* **Required action**:
Please output exactly the part of the records below that opens with the line containing "width 0.1 eV" and closes with the line containing "Answer: Over 48", both lines included, and nothing else.

━━━━
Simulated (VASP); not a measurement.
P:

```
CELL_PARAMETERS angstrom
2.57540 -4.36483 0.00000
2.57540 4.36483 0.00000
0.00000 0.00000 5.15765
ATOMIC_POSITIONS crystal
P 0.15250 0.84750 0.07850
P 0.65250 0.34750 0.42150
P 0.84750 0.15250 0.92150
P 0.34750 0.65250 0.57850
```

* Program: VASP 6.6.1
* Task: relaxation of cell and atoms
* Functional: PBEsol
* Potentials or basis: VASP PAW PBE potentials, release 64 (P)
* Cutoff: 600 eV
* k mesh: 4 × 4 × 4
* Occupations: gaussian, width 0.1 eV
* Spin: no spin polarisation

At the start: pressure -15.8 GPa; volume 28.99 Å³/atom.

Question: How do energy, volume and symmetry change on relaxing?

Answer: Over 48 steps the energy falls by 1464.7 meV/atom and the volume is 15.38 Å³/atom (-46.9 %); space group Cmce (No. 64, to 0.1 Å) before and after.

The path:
━━━━

* **Result**:
* Occupations: gaussian, width 0.1 eV
* Spin: no spin polarisation

At the start: pressure -15.8 GPa; volume 28.99 Å³/atom.

Question: How do energy, volume and symmetry change on relaxing?

Answer: Over 48 steps the energy falls by 1464.7 meV/atom and the volume is 15.38 Å³/atom (-46.9 %); space group Cmce (No. 64, to 0.1 Å) before and after.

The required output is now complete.